§ ACTIVITY
Treat the line containing "Intermolecular potential of" as the last one, and return every line exactly from the first line of the material below up to it.

§ GIVEN DATA
-----
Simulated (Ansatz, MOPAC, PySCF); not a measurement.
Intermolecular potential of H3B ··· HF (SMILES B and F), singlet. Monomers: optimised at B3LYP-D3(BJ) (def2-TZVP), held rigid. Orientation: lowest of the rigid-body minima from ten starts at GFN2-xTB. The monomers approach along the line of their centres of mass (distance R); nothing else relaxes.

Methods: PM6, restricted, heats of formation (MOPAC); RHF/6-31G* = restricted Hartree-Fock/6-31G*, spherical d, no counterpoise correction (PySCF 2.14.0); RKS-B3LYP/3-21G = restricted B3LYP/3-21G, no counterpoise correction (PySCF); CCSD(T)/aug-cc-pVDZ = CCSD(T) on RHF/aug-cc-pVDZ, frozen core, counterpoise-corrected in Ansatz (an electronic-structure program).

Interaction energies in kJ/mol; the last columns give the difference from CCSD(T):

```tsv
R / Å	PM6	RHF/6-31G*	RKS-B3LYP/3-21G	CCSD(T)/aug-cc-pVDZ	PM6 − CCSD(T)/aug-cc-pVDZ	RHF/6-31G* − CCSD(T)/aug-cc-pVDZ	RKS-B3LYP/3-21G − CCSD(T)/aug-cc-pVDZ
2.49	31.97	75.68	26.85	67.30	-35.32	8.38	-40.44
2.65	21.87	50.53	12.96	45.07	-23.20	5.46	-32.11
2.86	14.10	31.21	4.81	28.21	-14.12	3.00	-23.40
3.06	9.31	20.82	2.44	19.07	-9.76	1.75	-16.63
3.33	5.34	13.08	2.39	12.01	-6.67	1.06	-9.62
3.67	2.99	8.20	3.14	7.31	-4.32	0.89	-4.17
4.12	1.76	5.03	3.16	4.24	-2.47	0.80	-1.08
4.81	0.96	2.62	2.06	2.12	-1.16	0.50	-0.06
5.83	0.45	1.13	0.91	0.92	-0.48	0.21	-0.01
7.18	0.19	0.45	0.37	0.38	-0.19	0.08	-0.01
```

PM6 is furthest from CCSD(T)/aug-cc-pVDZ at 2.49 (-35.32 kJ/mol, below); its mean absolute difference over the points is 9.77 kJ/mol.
-----

§ RESPONSE
Simulated (Ansatz, MOPAC, PySCF); not a measurement.
Intermolecular potential of H3B ··· HF (SMILES B and F), singlet. Monomers: optimised at B3LYP-D3(BJ) (def2-TZVP), held rigid. Orientation: lowest of the rigid-body minima from ten starts at GFN2-xTB. The monomers approach along the line of their centres of mass (distance R); nothing else relaxes.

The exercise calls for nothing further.